• Supplied data
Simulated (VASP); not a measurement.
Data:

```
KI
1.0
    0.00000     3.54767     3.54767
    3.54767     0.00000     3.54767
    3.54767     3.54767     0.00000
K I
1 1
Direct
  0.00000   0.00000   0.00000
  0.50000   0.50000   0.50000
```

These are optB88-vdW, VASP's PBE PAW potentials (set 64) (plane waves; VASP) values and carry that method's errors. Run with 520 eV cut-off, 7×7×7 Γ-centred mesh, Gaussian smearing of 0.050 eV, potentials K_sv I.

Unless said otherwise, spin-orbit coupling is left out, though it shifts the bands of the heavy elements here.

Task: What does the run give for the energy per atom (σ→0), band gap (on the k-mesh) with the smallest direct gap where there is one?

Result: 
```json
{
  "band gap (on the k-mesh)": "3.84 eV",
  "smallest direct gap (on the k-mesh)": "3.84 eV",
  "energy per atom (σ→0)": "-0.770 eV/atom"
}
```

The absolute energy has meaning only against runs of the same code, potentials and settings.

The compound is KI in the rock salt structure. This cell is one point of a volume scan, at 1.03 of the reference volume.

• Assignment
Print again the lines of the entries above that fall between the line holding "Task: What does" and the line holding "The absolute energy", inclusive, exactly as they stand.

• Solution
Task: What does the run give for the energy per atom (σ→0), band gap (on the k-mesh) with the smallest direct gap where there is one?

Result: 
```json
{
  "band gap (on the k-mesh)": "3.84 eV",
  "smallest direct gap (on the k-mesh)": "3.84 eV",
  "energy per atom (σ→0)": "-0.770 eV/atom"
}
```

The absolute energy has meaning only against runs of the same code, potentials and settings.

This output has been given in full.